ACTION ITEM: Each record below should be repeated precisely as written.

BEGIN GIVEN INFORMATION

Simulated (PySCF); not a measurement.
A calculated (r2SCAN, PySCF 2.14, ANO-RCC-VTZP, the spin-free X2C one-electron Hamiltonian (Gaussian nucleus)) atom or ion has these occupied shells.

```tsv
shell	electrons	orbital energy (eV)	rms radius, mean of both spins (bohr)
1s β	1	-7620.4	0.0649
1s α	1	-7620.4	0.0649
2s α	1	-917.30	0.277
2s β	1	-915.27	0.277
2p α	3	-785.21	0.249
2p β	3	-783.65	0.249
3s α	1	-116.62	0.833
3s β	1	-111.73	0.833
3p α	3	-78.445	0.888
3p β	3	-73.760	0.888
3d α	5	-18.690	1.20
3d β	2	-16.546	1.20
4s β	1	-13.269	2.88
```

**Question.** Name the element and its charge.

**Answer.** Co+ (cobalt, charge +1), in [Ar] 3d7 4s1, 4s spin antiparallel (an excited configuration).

END GIVEN INFORMATION

PROBLEM SOLUTION:
Simulated (PySCF); not a measurement.
A calculated (r2SCAN, PySCF 2.14, ANO-RCC-VTZP, the spin-free X2C one-electron Hamiltonian (Gaussian nucleus)) atom or ion has these occupied shells.

```tsv
shell	electrons	orbital energy (eV)	rms radius, mean of both spins (bohr)
1s β	1	-7620.4	0.0649
1s α	1	-7620.4	0.0649
2s α	1	-917.30	0.277
2s β	1	-915.27	0.277
2p α	3	-785.21	0.249
2p β	3	-783.65	0.249
3s α	1	-116.62	0.833
3s β	1	-111.73	0.833
3p α	3	-78.445	0.888
3p β	3	-73.760	0.888
3d α	5	-18.690	1.20
3d β	2	-16.546	1.20
4s β	1	-13.269	2.88
```

**Question.** Name the element and its charge.

**Answer.** Co+ (cobalt, charge +1), in [Ar] 3d7 4s1, 4s spin antiparallel (an excited configuration).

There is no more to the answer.